### ACTIVITY
Please restate exactly what appears in the records below from the first line to the line where "0.181 | -0.361 |" is, that line included.

··········
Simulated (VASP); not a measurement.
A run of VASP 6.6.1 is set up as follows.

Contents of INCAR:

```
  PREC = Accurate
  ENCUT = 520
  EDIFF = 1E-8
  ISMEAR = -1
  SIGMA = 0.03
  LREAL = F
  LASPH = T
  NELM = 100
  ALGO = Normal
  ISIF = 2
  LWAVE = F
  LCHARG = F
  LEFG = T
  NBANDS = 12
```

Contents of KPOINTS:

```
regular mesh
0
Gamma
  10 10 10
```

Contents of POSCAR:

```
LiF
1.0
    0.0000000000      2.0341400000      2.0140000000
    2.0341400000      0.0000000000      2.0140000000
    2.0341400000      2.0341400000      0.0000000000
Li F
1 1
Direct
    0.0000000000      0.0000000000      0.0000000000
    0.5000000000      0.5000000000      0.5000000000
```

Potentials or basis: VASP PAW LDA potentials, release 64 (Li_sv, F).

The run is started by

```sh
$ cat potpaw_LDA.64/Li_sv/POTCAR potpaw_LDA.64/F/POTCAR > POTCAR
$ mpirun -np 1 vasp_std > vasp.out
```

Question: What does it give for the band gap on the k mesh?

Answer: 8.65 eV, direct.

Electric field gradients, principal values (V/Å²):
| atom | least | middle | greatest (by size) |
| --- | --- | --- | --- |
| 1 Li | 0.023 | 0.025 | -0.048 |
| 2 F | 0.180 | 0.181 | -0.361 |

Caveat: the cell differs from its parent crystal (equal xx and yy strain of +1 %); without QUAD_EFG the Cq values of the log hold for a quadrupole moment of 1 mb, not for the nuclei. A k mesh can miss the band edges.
··········

### EXERCISE SOLUTION
Simulated (VASP); not a measurement.
A run of VASP 6.6.1 is set up as follows.

Contents of INCAR:

```
  PREC = Accurate
  ENCUT = 520
  EDIFF = 1E-8
  ISMEAR = -1
  SIGMA = 0.03
  LREAL = F
  LASPH = T
  NELM = 100
  ALGO = Normal
  ISIF = 2
  LWAVE = F
  LCHARG = F
  LEFG = T
  NBANDS = 12
```

Contents of KPOINTS:

```
regular mesh
0
Gamma
  10 10 10
```

Contents of POSCAR:

```
LiF
1.0
    0.0000000000      2.0341400000      2.0140000000
    2.0341400000      0.0000000000      2.0140000000
    2.0341400000      2.0341400000      0.0000000000
Li F
1 1
Direct
    0.0000000000      0.0000000000      0.0000000000
    0.5000000000      0.5000000000      0.5000000000
```

Potentials or basis: VASP PAW LDA potentials, release 64 (Li_sv, F).

The run is started by

```sh
$ cat potpaw_LDA.64/Li_sv/POTCAR potpaw_LDA.64/F/POTCAR > POTCAR
$ mpirun -np 1 vasp_std > vasp.out
```

Question: What does it give for the band gap on the k mesh?

Answer: 8.65 eV, direct.

Electric field gradients, principal values (V/Å²):
| atom | least | middle | greatest (by size) |
| --- | --- | --- | --- |
| 1 Li | 0.023 | 0.025 | -0.048 |
| 2 F | 0.180 | 0.181 | -0.361 |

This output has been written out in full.